◆ Exercise ◆
Write out exactly the lines from the start of the entries through the one that contains "Answer: CO2 72", including both.

◆ Entries provided ◆
◇ ◇ ◇ ◇

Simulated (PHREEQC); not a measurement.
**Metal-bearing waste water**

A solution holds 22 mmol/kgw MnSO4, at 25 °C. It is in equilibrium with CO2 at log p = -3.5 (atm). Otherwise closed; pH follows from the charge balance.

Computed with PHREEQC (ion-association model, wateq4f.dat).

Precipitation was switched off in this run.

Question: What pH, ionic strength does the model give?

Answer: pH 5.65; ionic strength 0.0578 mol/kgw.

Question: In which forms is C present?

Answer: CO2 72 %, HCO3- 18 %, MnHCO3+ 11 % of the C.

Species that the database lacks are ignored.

◇ ◇ ◇ ◇

◆ Exercise answer ◆
Simulated (PHREEQC); not a measurement.
**Metal-bearing waste water**

A solution holds 22 mmol/kgw MnSO4, at 25 °C. It is in equilibrium with CO2 at log p = -3.5 (atm). Otherwise closed; pH follows from the charge balance.

Computed with PHREEQC (ion-association model, wateq4f.dat).

Precipitation was switched off in this run.

Question: What pH, ionic strength does the model give?

Answer: pH 5.65; ionic strength 0.0578 mol/kgw.

Question: In which forms is C present?

Answer: CO2 72 %, HCO3- 18 %, MnHCO3+ 11 % of the C.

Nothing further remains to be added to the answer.